Data to examine
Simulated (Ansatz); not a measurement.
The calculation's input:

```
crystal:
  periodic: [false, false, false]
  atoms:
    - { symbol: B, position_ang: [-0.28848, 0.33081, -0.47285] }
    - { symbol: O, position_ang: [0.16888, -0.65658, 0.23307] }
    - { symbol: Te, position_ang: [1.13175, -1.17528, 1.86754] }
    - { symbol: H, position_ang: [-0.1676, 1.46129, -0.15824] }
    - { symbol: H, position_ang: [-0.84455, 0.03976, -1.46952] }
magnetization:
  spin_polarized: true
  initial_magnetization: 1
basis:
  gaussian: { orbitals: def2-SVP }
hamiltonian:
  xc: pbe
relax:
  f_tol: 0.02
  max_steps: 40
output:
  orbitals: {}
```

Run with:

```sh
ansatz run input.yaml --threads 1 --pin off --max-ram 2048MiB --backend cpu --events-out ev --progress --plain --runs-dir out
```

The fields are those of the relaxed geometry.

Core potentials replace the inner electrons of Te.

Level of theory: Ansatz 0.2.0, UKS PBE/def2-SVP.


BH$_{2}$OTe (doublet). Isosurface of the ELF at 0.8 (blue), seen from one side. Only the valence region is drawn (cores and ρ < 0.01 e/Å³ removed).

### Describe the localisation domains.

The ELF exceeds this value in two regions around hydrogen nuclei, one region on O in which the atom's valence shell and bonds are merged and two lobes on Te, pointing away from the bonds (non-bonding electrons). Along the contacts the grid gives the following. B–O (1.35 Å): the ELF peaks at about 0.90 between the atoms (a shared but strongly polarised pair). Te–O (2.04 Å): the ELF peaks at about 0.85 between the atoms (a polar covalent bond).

Task item
The lines from the beginning of the records through the line containing "Level of theory: Ansatz" should be reproduced exactly. Include nothing else.

Your solution
Simulated (Ansatz); not a measurement.
The calculation's input:

```
crystal:
  periodic: [false, false, false]
  atoms:
    - { symbol: B, position_ang: [-0.28848, 0.33081, -0.47285] }
    - { symbol: O, position_ang: [0.16888, -0.65658, 0.23307] }
    - { symbol: Te, position_ang: [1.13175, -1.17528, 1.86754] }
    - { symbol: H, position_ang: [-0.1676, 1.46129, -0.15824] }
    - { symbol: H, position_ang: [-0.84455, 0.03976, -1.46952] }
magnetization:
  spin_polarized: true
  initial_magnetization: 1
basis:
  gaussian: { orbitals: def2-SVP }
hamiltonian:
  xc: pbe
relax:
  f_tol: 0.02
  max_steps: 40
output:
  orbitals: {}
```

Run with:

```sh
ansatz run input.yaml --threads 1 --pin off --max-ram 2048MiB --backend cpu --events-out ev --progress --plain --runs-dir out
```

The fields are those of the relaxed geometry.

Core potentials replace the inner electrons of Te.

Level of theory: Ansatz 0.2.0, UKS PBE/def2-SVP.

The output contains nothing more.